Output the lines below exactly, please, from the first line until the line with "what it gives.", counting both.

________________________________________

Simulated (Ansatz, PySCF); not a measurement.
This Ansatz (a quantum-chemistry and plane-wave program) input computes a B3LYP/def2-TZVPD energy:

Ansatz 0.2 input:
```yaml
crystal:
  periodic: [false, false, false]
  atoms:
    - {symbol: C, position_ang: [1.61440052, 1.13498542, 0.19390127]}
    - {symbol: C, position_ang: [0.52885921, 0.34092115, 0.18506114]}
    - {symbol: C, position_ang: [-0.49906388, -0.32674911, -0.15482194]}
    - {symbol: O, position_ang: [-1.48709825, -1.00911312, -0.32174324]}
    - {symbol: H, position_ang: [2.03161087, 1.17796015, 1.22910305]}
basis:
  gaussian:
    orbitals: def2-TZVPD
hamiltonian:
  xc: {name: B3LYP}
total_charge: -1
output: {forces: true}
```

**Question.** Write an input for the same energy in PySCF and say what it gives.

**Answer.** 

________________________________________

**Exercise response**.
Simulated (Ansatz, PySCF); not a measurement.
This Ansatz (a quantum-chemistry and plane-wave program) input computes a B3LYP/def2-TZVPD energy:

Ansatz 0.2 input:
```yaml
crystal:
  periodic: [false, false, false]
  atoms:
    - {symbol: C, position_ang: [1.61440052, 1.13498542, 0.19390127]}
    - {symbol: C, position_ang: [0.52885921, 0.34092115, 0.18506114]}
    - {symbol: C, position_ang: [-0.49906388, -0.32674911, -0.15482194]}
    - {symbol: O, position_ang: [-1.48709825, -1.00911312, -0.32174324]}
    - {symbol: H, position_ang: [2.03161087, 1.17796015, 1.22910305]}
basis:
  gaussian:
    orbitals: def2-TZVPD
hamiltonian:
  xc: {name: B3LYP}
total_charge: -1
output: {forces: true}
```

**Question.** Write an input for the same energy in PySCF and say what it gives.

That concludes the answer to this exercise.